- _Task item_: Write the records out once more, so that nothing differs from the original.

_ _ _ _ _

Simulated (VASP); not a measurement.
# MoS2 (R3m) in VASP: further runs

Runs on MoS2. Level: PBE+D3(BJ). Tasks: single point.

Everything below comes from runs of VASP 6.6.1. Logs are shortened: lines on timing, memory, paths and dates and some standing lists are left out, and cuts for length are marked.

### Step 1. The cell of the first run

_ _ _ _ _

- _Exercise output_:
Simulated (VASP); not a measurement.
# MoS2 (R3m) in VASP: further runs

Runs on MoS2. Level: PBE+D3(BJ). Tasks: single point.

Everything below comes from runs of VASP 6.6.1. Logs are shortened: lines on timing, memory, paths and dates and some standing lists are left out, and cuts for length are marked.

### Step 1. The cell of the first run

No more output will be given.